__Requirement__.
Write out, word for word, only the data from its first line to the line containing "Molecule: Si(H)2(OMe)(nBu), SMILES".

__Provided information__.
──────────
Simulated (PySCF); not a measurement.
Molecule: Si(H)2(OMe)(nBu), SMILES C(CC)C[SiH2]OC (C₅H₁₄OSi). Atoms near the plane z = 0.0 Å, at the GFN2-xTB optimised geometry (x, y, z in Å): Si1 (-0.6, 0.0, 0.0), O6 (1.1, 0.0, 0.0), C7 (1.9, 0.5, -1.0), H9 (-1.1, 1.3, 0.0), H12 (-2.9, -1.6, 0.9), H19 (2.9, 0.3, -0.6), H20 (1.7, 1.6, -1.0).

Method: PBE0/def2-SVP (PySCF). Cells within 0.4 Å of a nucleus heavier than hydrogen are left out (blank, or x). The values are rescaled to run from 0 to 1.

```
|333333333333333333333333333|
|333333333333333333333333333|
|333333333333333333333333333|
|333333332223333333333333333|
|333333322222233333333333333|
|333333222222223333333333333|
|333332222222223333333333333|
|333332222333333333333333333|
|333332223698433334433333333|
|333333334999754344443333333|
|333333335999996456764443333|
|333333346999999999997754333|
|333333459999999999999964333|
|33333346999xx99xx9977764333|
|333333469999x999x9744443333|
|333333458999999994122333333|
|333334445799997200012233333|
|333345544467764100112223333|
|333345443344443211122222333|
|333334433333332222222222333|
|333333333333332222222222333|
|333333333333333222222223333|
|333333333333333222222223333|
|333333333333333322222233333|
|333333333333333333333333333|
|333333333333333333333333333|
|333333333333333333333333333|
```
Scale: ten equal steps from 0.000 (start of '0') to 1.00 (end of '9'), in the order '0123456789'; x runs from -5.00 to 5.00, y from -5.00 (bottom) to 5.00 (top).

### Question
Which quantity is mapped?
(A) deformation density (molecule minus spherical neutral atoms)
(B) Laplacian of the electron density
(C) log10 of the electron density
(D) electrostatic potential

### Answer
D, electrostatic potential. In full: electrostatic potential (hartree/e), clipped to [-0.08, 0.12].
──────────

__Response area__.
Simulated (PySCF); not a measurement.
Molecule: Si(H)2(OMe)(nBu), SMILES C(CC)C[SiH2]OC (C₅H₁₄OSi). Atoms near the plane z = 0.0 Å, at the GFN2-xTB optimised geometry (x, y, z in Å): Si1 (-0.6, 0.0, 0.0), O6 (1.1, 0.0, 0.0), C7 (1.9, 0.5, -1.0), H9 (-1.1, 1.3, 0.0), H12 (-2.9, -1.6, 0.9), H19 (2.9, 0.3, -0.6), H20 (1.7, 1.6, -1.0).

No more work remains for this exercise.